• _EXCERPTED RECORDS_:
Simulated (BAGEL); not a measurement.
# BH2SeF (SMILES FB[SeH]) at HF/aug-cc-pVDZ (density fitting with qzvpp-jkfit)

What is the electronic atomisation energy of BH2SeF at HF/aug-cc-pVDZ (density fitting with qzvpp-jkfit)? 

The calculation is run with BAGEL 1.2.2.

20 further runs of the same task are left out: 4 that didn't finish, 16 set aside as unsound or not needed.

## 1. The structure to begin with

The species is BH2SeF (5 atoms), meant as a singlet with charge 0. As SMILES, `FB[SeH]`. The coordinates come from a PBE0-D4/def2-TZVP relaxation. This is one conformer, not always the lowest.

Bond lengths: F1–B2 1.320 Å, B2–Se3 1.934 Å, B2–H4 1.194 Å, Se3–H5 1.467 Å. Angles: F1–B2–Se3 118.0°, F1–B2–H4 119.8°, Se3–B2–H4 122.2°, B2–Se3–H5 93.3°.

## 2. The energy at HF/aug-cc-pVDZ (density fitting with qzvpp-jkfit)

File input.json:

• _ACTIVITY_:
Beginning with the line containing "The species is" in the material above, copy every line exactly until you have copied the line containing "## 2. The energy".

• _ANSWER AREA_:
The species is BH2SeF (5 atoms), meant as a singlet with charge 0. As SMILES, `FB[SeH]`. The coordinates come from a PBE0-D4/def2-TZVP relaxation. This is one conformer, not always the lowest.

Bond lengths: F1–B2 1.320 Å, B2–Se3 1.934 Å, B2–H4 1.194 Å, Se3–H5 1.467 Å. Angles: F1–B2–Se3 118.0°, F1–B2–H4 119.8°, Se3–B2–H4 122.2°, B2–Se3–H5 93.3°.

## 2. The energy at HF/aug-cc-pVDZ (density fitting with qzvpp-jkfit)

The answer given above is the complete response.